═══ Given entries ═══
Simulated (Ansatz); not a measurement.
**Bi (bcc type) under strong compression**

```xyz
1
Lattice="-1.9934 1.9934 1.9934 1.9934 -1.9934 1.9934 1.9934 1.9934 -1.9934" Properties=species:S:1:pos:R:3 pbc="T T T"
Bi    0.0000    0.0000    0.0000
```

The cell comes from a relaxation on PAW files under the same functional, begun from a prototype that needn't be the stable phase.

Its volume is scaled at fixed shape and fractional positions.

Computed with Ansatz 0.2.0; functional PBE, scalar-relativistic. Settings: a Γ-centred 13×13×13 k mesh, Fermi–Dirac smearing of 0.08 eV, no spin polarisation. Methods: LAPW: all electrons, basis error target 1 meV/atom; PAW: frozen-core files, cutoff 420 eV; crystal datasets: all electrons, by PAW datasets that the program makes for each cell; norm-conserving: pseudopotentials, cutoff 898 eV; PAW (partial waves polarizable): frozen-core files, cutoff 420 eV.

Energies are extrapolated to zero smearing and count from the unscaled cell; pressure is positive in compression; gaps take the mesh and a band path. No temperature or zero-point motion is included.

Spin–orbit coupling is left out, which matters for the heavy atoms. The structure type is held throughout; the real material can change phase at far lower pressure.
═══

Work item:
Set down the whole of the material, exactly.

Task answer:
Simulated (Ansatz); not a measurement.
**Bi (bcc type) under strong compression**

```xyz
1
Lattice="-1.9934 1.9934 1.9934 1.9934 -1.9934 1.9934 1.9934 1.9934 -1.9934" Properties=species:S:1:pos:R:3 pbc="T T T"
Bi    0.0000    0.0000    0.0000
```

The cell comes from a relaxation on PAW files under the same functional, begun from a prototype that needn't be the stable phase.

Its volume is scaled at fixed shape and fractional positions.

Computed with Ansatz 0.2.0; functional PBE, scalar-relativistic. Settings: a Γ-centred 13×13×13 k mesh, Fermi–Dirac smearing of 0.08 eV, no spin polarisation. Methods: LAPW: all electrons, basis error target 1 meV/atom; PAW: frozen-core files, cutoff 420 eV; crystal datasets: all electrons, by PAW datasets that the program makes for each cell; norm-conserving: pseudopotentials, cutoff 898 eV; PAW (partial waves polarizable): frozen-core files, cutoff 420 eV.

Energies are extrapolated to zero smearing and count from the unscaled cell; pressure is positive in compression; gaps take the mesh and a band path. No temperature or zero-point motion is included.

Spin–orbit coupling is left out, which matters for the heavy atoms. The structure type is held throughout; the real material can change phase at far lower pressure.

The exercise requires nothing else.